---*---

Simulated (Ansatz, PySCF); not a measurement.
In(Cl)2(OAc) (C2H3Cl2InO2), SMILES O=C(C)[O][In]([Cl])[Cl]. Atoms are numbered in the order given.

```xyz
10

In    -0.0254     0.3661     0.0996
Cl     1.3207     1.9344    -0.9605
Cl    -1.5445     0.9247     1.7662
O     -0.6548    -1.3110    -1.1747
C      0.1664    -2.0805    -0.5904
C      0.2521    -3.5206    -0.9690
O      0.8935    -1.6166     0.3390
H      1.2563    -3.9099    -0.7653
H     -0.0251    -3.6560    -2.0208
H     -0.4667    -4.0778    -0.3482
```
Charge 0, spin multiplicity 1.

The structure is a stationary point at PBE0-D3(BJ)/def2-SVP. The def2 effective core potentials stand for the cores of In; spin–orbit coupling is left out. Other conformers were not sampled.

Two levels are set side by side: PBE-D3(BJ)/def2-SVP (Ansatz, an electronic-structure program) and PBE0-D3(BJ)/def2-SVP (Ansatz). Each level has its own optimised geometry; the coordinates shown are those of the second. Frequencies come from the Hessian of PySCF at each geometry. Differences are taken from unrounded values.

---*---

Copy out, exactly and alone, the lines of the entries above between the ones holding "In(Cl)2(OAc) (C2H3Cl2InO2), SMILES" and "The structure is", inclusive.

In(Cl)2(OAc) (C2H3Cl2InO2), SMILES O=C(C)[O][In]([Cl])[Cl]. Atoms are numbered in the order given.

```xyz
10

In    -0.0254     0.3661     0.0996
Cl     1.3207     1.9344    -0.9605
Cl    -1.5445     0.9247     1.7662
O     -0.6548    -1.3110    -1.1747
C      0.1664    -2.0805    -0.5904
C      0.2521    -3.5206    -0.9690
O      0.8935    -1.6166     0.3390
H      1.2563    -3.9099    -0.7653
H     -0.0251    -3.6560    -2.0208
H     -0.4667    -4.0778    -0.3482
```
Charge 0, spin multiplicity 1.

The structure is a stationary point at PBE0-D3(BJ)/def2-SVP. The def2 effective core potentials stand for the cores of In; spin–orbit coupling is left out. Other conformers were not sampled.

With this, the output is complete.